Work task: Exact reproduction required: the lines below from the line with "Functional | PBE |" to the line with "-0.70 | 142.07 |", both ends included, and no others.

*** Opening Dataset ***
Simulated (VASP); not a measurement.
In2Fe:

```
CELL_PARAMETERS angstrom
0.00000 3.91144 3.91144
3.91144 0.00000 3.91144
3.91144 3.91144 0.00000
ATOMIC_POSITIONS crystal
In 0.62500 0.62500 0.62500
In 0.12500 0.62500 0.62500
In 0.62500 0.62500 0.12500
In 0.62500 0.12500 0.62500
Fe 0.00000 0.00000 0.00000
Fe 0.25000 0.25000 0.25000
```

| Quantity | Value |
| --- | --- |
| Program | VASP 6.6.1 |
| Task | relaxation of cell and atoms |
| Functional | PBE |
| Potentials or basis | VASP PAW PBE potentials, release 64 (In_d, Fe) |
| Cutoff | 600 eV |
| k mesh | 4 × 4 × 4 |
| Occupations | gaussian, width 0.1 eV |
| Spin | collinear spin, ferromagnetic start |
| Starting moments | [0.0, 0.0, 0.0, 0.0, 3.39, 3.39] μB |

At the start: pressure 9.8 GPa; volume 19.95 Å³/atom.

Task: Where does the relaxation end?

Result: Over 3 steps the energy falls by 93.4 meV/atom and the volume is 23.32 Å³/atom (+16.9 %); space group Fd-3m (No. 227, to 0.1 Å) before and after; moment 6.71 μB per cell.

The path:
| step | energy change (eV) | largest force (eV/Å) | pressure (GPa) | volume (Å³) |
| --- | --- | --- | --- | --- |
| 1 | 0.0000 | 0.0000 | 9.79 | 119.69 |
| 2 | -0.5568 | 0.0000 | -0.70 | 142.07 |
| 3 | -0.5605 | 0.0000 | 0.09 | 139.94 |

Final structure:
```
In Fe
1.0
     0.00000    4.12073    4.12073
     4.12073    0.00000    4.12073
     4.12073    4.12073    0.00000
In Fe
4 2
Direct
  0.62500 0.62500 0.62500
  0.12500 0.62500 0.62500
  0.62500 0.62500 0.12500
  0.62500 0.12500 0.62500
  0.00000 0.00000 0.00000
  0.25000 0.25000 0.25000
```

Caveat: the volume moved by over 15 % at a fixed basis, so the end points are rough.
*** Closing Dataset ***

Task solution:
| Functional | PBE |
| Potentials or basis | VASP PAW PBE potentials, release 64 (In_d, Fe) |
| Cutoff | 600 eV |
| k mesh | 4 × 4 × 4 |
| Occupations | gaussian, width 0.1 eV |
| Spin | collinear spin, ferromagnetic start |
| Starting moments | [0.0, 0.0, 0.0, 0.0, 3.39, 3.39] μB |

At the start: pressure 9.8 GPa; volume 19.95 Å³/atom.

Task: Where does the relaxation end?

Result: Over 3 steps the energy falls by 93.4 meV/atom and the volume is 23.32 Å³/atom (+16.9 %); space group Fd-3m (No. 227, to 0.1 Å) before and after; moment 6.71 μB per cell.

The path:
| step | energy change (eV) | largest force (eV/Å) | pressure (GPa) | volume (Å³) |
| --- | --- | --- | --- | --- |
| 1 | 0.0000 | 0.0000 | 9.79 | 119.69 |
| 2 | -0.5568 | 0.0000 | -0.70 | 142.07 |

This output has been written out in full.